▸ **Available data**
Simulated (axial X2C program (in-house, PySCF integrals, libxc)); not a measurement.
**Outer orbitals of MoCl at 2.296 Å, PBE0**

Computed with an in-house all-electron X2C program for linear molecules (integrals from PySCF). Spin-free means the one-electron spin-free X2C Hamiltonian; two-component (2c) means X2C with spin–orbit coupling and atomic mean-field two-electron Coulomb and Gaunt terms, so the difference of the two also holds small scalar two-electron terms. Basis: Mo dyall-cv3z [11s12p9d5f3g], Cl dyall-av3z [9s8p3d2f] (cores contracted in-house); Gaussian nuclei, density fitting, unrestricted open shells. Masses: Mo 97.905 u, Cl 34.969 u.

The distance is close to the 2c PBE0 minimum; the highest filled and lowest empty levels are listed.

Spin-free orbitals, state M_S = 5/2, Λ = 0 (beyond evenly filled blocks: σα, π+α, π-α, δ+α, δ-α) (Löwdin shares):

▸ **Action item**
Write the data above out again in full, with every word as given.

▸ **Exercise result**
Simulated (axial X2C program (in-house, PySCF integrals, libxc)); not a measurement.
**Outer orbitals of MoCl at 2.296 Å, PBE0**

Computed with an in-house all-electron X2C program for linear molecules (integrals from PySCF). Spin-free means the one-electron spin-free X2C Hamiltonian; two-component (2c) means X2C with spin–orbit coupling and atomic mean-field two-electron Coulomb and Gaunt terms, so the difference of the two also holds small scalar two-electron terms. Basis: Mo dyall-cv3z [11s12p9d5f3g], Cl dyall-av3z [9s8p3d2f] (cores contracted in-house); Gaussian nuclei, density fitting, unrestricted open shells. Masses: Mo 97.905 u, Cl 34.969 u.

The distance is close to the 2c PBE0 minimum; the highest filled and lowest empty levels are listed.

Spin-free orbitals, state M_S = 5/2, Λ = 0 (beyond evenly filled blocks: σα, π+α, π-α, δ+α, δ-α) (Löwdin shares):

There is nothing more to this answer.